**Given information**.
□ □ □ □

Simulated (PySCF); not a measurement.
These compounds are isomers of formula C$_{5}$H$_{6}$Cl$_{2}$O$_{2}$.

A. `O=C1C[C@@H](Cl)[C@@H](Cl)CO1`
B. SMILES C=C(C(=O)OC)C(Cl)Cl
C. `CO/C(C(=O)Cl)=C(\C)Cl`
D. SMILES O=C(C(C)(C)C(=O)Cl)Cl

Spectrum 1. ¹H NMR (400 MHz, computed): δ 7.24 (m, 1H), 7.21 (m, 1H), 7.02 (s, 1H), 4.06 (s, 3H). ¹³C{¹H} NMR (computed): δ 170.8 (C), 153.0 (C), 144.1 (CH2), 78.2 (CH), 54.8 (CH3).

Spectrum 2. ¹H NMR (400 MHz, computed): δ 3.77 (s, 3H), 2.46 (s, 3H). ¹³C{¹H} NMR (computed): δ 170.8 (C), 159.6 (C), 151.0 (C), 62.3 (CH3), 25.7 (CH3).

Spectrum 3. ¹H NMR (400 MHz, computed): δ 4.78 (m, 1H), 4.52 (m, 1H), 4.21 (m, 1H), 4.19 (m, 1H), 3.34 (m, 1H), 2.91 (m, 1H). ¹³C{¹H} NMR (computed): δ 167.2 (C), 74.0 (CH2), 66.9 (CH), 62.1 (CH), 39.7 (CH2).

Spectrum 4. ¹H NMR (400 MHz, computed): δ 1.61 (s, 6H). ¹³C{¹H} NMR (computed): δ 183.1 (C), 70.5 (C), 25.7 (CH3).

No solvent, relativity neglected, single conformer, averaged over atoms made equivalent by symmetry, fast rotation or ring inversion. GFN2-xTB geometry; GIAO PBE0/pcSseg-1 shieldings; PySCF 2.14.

□ □ □ □

**Action item**.
Please reproduce, exactly as written, the lines of the records from the first line through the one containing "Spectrum 3. ¹H".

**Exercise output**.
Simulated (PySCF); not a measurement.
These compounds are isomers of formula C$_{5}$H$_{6}$Cl$_{2}$O$_{2}$.

A. `O=C1C[C@@H](Cl)[C@@H](Cl)CO1`
B. SMILES C=C(C(=O)OC)C(Cl)Cl
C. `CO/C(C(=O)Cl)=C(\C)Cl`
D. SMILES O=C(C(C)(C)C(=O)Cl)Cl

Spectrum 1. ¹H NMR (400 MHz, computed): δ 7.24 (m, 1H), 7.21 (m, 1H), 7.02 (s, 1H), 4.06 (s, 3H). ¹³C{¹H} NMR (computed): δ 170.8 (C), 153.0 (C), 144.1 (CH2), 78.2 (CH), 54.8 (CH3).

Spectrum 2. ¹H NMR (400 MHz, computed): δ 3.77 (s, 3H), 2.46 (s, 3H). ¹³C{¹H} NMR (computed): δ 170.8 (C), 159.6 (C), 151.0 (C), 62.3 (CH3), 25.7 (CH3).

Spectrum 3. ¹H NMR (400 MHz, computed): δ 4.78 (m, 1H), 4.52 (m, 1H), 4.21 (m, 1H), 4.19 (m, 1H), 3.34 (m, 1H), 2.91 (m, 1H). ¹³C{¹H} NMR (computed): δ 167.2 (C), 74.0 (CH2), 66.9 (CH), 62.1 (CH), 39.7 (CH2).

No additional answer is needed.